═══ Listed records

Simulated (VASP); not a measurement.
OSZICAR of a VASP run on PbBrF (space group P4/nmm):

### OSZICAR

══════

Activity →
Nothing but the lines from the first line of the listing above through the line holding "OSZICAR of a" should be reproduced, and each must match exactly.

Exercise output →
Simulated (VASP); not a measurement.
OSZICAR of a VASP run on PbBrF (space group P4/nmm):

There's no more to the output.